╭─ Available data
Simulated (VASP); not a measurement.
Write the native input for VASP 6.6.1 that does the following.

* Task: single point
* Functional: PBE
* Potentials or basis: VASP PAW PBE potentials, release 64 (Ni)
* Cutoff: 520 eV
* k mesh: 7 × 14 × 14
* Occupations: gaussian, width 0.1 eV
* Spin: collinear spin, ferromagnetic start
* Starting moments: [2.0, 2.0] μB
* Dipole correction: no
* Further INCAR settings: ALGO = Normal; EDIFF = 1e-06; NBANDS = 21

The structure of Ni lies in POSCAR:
╰─

Activity:
With no additions or omissions, transcribe every record.

Solution:
Simulated (VASP); not a measurement.
Write the native input for VASP 6.6.1 that does the following.

* Task: single point
* Functional: PBE
* Potentials or basis: VASP PAW PBE potentials, release 64 (Ni)
* Cutoff: 520 eV
* k mesh: 7 × 14 × 14
* Occupations: gaussian, width 0.1 eV
* Spin: collinear spin, ferromagnetic start
* Starting moments: [2.0, 2.0] μB
* Dipole correction: no
* Further INCAR settings: ALGO = Normal; EDIFF = 1e-06; NBANDS = 21

The structure of Ni lies in POSCAR:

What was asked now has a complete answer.